Work instruction: You are asked to write out the entries exactly as they are given.

Extracted material:
++++++++
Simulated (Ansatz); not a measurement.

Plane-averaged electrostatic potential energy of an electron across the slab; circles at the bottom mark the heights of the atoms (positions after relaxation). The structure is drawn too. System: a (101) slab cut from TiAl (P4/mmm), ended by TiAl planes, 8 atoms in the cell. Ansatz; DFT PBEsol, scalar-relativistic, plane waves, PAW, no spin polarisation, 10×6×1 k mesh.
++++++++

Exercise response:
Simulated (Ansatz); not a measurement.

Plane-averaged electrostatic potential energy of an electron across the slab; circles at the bottom mark the heights of the atoms (positions after relaxation). The structure is drawn too. System: a (101) slab cut from TiAl (P4/mmm), ended by TiAl planes, 8 atoms in the cell. Ansatz; DFT PBEsol, scalar-relativistic, plane waves, PAW, no spin polarisation, 10×6×1 k mesh.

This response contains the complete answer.